DATA SUPPLIED
● ● ● ●

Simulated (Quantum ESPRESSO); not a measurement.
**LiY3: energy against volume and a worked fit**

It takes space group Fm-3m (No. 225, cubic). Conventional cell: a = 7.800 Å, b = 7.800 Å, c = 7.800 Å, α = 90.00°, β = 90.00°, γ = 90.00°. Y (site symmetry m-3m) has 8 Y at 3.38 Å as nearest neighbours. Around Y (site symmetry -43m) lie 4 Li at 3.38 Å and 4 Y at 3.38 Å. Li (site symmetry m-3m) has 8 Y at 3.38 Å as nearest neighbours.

● ● ● ●

ACTIVITY
Print every record above. Keep each one exactly as it is.

EXERCISE SOLUTION
Simulated (Quantum ESPRESSO); not a measurement.
**LiY3: energy against volume and a worked fit**

It takes space group Fm-3m (No. 225, cubic). Conventional cell: a = 7.800 Å, b = 7.800 Å, c = 7.800 Å, α = 90.00°, β = 90.00°, γ = 90.00°. Y (site symmetry m-3m) has 8 Y at 3.38 Å as nearest neighbours. Around Y (site symmetry -43m) lie 4 Li at 3.38 Å and 4 Y at 3.38 Å. Li (site symmetry m-3m) has 8 Y at 3.38 Å as nearest neighbours.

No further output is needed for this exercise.